- [Brief]:
Please quote exactly the lines below from the line containing "Computed with PBEsol" to the line containing "Starting moments (μB, in", both lines included, and nothing else.

-- Dataset excerpts follows --

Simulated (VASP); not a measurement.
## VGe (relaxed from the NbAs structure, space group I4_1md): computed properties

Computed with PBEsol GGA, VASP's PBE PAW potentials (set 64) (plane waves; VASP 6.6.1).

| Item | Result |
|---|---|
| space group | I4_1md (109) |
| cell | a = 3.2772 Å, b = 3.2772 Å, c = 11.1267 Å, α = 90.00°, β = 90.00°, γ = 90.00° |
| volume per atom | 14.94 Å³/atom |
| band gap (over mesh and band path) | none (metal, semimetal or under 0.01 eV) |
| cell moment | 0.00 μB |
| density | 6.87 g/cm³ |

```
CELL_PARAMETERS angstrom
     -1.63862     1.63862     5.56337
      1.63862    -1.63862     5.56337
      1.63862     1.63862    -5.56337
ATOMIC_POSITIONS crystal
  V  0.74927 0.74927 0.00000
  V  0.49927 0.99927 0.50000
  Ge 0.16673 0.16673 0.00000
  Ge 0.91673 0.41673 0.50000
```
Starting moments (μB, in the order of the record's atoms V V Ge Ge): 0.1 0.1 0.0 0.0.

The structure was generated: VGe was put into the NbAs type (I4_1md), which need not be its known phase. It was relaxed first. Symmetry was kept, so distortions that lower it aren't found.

-- Dataset excerpts concluded --

- [Exercise solution]:
Computed with PBEsol GGA, VASP's PBE PAW potentials (set 64) (plane waves; VASP 6.6.1).

| Item | Result |
|---|---|
| space group | I4_1md (109) |
| cell | a = 3.2772 Å, b = 3.2772 Å, c = 11.1267 Å, α = 90.00°, β = 90.00°, γ = 90.00° |
| volume per atom | 14.94 Å³/atom |
| band gap (over mesh and band path) | none (metal, semimetal or under 0.01 eV) |
| cell moment | 0.00 μB |
| density | 6.87 g/cm³ |

```
CELL_PARAMETERS angstrom
     -1.63862     1.63862     5.56337
      1.63862    -1.63862     5.56337
      1.63862     1.63862    -5.56337
ATOMIC_POSITIONS crystal
  V  0.74927 0.74927 0.00000
  V  0.49927 0.99927 0.50000
  Ge 0.16673 0.16673 0.00000
  Ge 0.91673 0.41673 0.50000
```
Starting moments (μB, in the order of the record's atoms V V Ge Ge): 0.1 0.1 0.0 0.0.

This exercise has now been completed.